DATA PROVIDED START

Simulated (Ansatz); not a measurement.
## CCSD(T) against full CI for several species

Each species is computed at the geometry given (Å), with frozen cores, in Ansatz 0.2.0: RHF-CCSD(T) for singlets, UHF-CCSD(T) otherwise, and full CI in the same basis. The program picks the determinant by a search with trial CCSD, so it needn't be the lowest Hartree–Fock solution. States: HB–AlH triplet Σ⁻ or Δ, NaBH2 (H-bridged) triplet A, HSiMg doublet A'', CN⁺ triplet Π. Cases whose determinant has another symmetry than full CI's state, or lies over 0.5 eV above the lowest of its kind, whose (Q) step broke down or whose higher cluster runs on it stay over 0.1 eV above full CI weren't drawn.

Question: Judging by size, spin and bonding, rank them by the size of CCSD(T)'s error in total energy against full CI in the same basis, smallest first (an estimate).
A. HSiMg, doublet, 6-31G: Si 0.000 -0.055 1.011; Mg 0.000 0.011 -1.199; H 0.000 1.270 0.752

DATA PROVIDED END

Output all the lines above. Keep each one exact.

ANSWER SECTION
Simulated (Ansatz); not a measurement.
## CCSD(T) against full CI for several species

Each species is computed at the geometry given (Å), with frozen cores, in Ansatz 0.2.0: RHF-CCSD(T) for singlets, UHF-CCSD(T) otherwise, and full CI in the same basis. The program picks the determinant by a search with trial CCSD, so it needn't be the lowest Hartree–Fock solution. States: HB–AlH triplet Σ⁻ or Δ, NaBH2 (H-bridged) triplet A, HSiMg doublet A'', CN⁺ triplet Π. Cases whose determinant has another symmetry than full CI's state, or lies over 0.5 eV above the lowest of its kind, whose (Q) step broke down or whose higher cluster runs on it stay over 0.1 eV above full CI weren't drawn.

Question: Judging by size, spin and bonding, rank them by the size of CCSD(T)'s error in total energy against full CI in the same basis, smallest first (an estimate).
A. HSiMg, doublet, 6-31G: Si 0.000 -0.055 1.011; Mg 0.000 0.011 -1.199; H 0.000 1.270 0.752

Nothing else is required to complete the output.